# Activity
From the listing below, set down exactly the lines between the one holding "Shifts are taken" and the one holding "The compound is SMILES C#Cc1pcc(C=O)c(C)p1.", inclusive. No other line is wanted.

# Data to examine
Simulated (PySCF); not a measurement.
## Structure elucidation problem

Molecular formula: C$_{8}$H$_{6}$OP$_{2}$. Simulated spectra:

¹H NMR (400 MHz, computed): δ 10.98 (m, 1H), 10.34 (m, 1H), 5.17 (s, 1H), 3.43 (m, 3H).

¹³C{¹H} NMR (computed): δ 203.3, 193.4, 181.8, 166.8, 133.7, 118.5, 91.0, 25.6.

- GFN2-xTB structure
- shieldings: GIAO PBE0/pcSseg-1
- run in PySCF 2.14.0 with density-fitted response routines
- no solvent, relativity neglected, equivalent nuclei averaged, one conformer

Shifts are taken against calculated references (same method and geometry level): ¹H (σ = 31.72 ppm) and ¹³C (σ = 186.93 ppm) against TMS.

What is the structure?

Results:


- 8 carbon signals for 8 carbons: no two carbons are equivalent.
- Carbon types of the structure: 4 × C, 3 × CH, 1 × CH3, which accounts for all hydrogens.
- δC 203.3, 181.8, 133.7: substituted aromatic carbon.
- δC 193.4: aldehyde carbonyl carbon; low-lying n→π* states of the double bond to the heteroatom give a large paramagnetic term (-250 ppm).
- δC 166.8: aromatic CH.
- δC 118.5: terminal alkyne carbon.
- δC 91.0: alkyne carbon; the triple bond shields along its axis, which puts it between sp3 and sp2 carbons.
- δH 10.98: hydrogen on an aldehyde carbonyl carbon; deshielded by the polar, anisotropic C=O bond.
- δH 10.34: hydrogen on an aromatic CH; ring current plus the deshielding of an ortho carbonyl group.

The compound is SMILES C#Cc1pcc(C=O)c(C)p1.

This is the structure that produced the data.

# Written solution
Shifts are taken against calculated references (same method and geometry level): ¹H (σ = 31.72 ppm) and ¹³C (σ = 186.93 ppm) against TMS.

What is the structure?

Results:


- 8 carbon signals for 8 carbons: no two carbons are equivalent.
- Carbon types of the structure: 4 × C, 3 × CH, 1 × CH3, which accounts for all hydrogens.
- δC 203.3, 181.8, 133.7: substituted aromatic carbon.
- δC 193.4: aldehyde carbonyl carbon; low-lying n→π* states of the double bond to the heteroatom give a large paramagnetic term (-250 ppm).
- δC 166.8: aromatic CH.
- δC 118.5: terminal alkyne carbon.
- δC 91.0: alkyne carbon; the triple bond shields along its axis, which puts it between sp3 and sp2 carbons.
- δH 10.98: hydrogen on an aldehyde carbonyl carbon; deshielded by the polar, anisotropic C=O bond.
- δH 10.34: hydrogen on an aromatic CH; ring current plus the deshielding of an ortho carbonyl group.

The compound is SMILES C#Cc1pcc(C=O)c(C)p1.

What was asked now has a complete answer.